Extract every entry word for word.

§ Records supplied
■ ■ ■ ■ ■ ■ ■

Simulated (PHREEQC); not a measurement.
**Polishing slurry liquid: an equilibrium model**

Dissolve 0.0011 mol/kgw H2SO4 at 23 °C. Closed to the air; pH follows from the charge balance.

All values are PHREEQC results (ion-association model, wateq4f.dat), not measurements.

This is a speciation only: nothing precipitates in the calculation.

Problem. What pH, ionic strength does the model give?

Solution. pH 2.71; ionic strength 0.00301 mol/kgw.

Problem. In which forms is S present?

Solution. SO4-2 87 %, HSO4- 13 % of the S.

■ ■ ■ ■ ■ ■ ■

§ Worked solution
Simulated (PHREEQC); not a measurement.
**Polishing slurry liquid: an equilibrium model**

Dissolve 0.0011 mol/kgw H2SO4 at 23 °C. Closed to the air; pH follows from the charge balance.

All values are PHREEQC results (ion-association model, wateq4f.dat), not measurements.

This is a speciation only: nothing precipitates in the calculation.

Problem. What pH, ionic strength does the model give?

Solution. pH 2.71; ionic strength 0.00301 mol/kgw.

Problem. In which forms is S present?

Solution. SO4-2 87 %, HSO4- 13 % of the S.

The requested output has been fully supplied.